**Brief**
Print out the entries, word for word.

===============

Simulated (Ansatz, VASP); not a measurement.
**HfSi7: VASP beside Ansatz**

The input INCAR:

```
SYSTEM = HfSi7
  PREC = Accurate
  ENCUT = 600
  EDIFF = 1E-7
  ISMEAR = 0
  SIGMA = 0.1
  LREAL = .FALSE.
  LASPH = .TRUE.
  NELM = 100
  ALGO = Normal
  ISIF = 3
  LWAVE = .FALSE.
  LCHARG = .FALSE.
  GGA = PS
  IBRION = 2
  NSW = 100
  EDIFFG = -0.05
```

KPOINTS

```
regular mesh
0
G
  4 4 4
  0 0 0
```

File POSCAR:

===============

**Exercise result**
Simulated (Ansatz, VASP); not a measurement.
**HfSi7: VASP beside Ansatz**

The input INCAR:

```
SYSTEM = HfSi7
  PREC = Accurate
  ENCUT = 600
  EDIFF = 1E-7
  ISMEAR = 0
  SIGMA = 0.1
  LREAL = .FALSE.
  LASPH = .TRUE.
  NELM = 100
  ALGO = Normal
  ISIF = 3
  LWAVE = .FALSE.
  LCHARG = .FALSE.
  GGA = PS
  IBRION = 2
  NSW = 100
  EDIFFG = -0.05
```

KPOINTS

```
regular mesh
0
G
  4 4 4
  0 0 0
```

File POSCAR:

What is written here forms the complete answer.